» Data for analysis
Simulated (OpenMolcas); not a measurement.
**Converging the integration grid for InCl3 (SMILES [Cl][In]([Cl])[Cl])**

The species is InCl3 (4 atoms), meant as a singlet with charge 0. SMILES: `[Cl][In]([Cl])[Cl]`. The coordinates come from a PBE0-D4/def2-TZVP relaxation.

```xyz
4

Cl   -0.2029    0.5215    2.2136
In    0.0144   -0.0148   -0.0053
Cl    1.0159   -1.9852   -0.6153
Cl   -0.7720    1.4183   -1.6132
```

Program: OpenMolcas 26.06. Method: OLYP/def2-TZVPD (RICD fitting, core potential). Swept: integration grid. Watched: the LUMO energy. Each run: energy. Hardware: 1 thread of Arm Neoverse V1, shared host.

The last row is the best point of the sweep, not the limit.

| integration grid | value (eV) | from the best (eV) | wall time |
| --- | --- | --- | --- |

» Work item
Top to bottom, set down the entries above word for word.

» Exercise result
Simulated (OpenMolcas); not a measurement.
**Converging the integration grid for InCl3 (SMILES [Cl][In]([Cl])[Cl])**

The species is InCl3 (4 atoms), meant as a singlet with charge 0. SMILES: `[Cl][In]([Cl])[Cl]`. The coordinates come from a PBE0-D4/def2-TZVP relaxation.

```xyz
4

Cl   -0.2029    0.5215    2.2136
In    0.0144   -0.0148   -0.0053
Cl    1.0159   -1.9852   -0.6153
Cl   -0.7720    1.4183   -1.6132
```

Program: OpenMolcas 26.06. Method: OLYP/def2-TZVPD (RICD fitting, core potential). Swept: integration grid. Watched: the LUMO energy. Each run: energy. Hardware: 1 thread of Arm Neoverse V1, shared host.

The last row is the best point of the sweep, not the limit.

| integration grid | value (eV) | from the best (eV) | wall time |
| --- | --- | --- | --- |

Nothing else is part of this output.